§ §

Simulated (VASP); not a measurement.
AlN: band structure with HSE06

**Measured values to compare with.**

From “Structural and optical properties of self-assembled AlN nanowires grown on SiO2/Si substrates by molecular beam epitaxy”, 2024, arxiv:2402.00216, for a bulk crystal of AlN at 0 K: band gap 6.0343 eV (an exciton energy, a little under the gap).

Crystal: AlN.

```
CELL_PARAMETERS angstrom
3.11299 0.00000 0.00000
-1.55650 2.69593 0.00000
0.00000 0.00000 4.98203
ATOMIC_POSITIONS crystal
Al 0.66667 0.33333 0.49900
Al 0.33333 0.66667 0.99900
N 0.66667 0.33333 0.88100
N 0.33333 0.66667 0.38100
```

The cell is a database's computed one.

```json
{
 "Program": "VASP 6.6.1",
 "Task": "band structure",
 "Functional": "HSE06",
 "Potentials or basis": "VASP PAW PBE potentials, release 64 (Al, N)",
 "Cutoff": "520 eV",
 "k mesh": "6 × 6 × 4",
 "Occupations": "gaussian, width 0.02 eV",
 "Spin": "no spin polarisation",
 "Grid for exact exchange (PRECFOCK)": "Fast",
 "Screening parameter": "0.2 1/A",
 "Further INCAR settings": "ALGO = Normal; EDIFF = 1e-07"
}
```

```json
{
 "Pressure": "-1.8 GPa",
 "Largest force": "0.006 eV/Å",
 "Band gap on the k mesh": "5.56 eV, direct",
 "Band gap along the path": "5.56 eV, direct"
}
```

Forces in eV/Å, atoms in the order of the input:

§ §

All of the entries above should be written out again exactly.

Task response =>
Simulated (VASP); not a measurement.
AlN: band structure with HSE06

**Measured values to compare with.**

From “Structural and optical properties of self-assembled AlN nanowires grown on SiO2/Si substrates by molecular beam epitaxy”, 2024, arxiv:2402.00216, for a bulk crystal of AlN at 0 K: band gap 6.0343 eV (an exciton energy, a little under the gap).

Crystal: AlN.

```
CELL_PARAMETERS angstrom
3.11299 0.00000 0.00000
-1.55650 2.69593 0.00000
0.00000 0.00000 4.98203
ATOMIC_POSITIONS crystal
Al 0.66667 0.33333 0.49900
Al 0.33333 0.66667 0.99900
N 0.66667 0.33333 0.88100
N 0.33333 0.66667 0.38100
```

The cell is a database's computed one.

```json
{
 "Program": "VASP 6.6.1",
 "Task": "band structure",
 "Functional": "HSE06",
 "Potentials or basis": "VASP PAW PBE potentials, release 64 (Al, N)",
 "Cutoff": "520 eV",
 "k mesh": "6 × 6 × 4",
 "Occupations": "gaussian, width 0.02 eV",
 "Spin": "no spin polarisation",
 "Grid for exact exchange (PRECFOCK)": "Fast",
 "Screening parameter": "0.2 1/A",
 "Further INCAR settings": "ALGO = Normal; EDIFF = 1e-07"
}
```

```json
{
 "Pressure": "-1.8 GPa",
 "Largest force": "0.006 eV/Å",
 "Band gap on the k mesh": "5.56 eV, direct",
 "Band gap along the path": "5.56 eV, direct"
}
```

Forces in eV/Å, atoms in the order of the input:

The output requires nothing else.